*WORK REQUEST*: Give back, exactly as written, the lines from the beginning of the listing through the one that contains "BFH5Si2 (calculated)".

GIVEN INFORMATION START
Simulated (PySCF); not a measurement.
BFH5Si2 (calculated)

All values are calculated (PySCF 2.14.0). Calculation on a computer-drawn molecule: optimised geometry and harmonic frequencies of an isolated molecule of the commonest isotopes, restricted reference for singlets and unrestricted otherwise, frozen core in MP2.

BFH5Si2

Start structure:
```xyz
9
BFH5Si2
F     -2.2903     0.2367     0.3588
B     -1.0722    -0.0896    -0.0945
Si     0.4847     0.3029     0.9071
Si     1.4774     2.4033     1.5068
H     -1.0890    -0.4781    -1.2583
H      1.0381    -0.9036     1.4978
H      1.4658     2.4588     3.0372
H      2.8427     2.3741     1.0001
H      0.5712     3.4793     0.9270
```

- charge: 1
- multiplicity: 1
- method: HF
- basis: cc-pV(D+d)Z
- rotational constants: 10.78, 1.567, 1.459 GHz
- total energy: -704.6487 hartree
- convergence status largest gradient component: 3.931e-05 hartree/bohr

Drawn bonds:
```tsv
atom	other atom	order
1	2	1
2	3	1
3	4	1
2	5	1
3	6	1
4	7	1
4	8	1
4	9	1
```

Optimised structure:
GIVEN INFORMATION END

*EXPECTED ANSWER*:
Simulated (PySCF); not a measurement.
BFH5Si2 (calculated)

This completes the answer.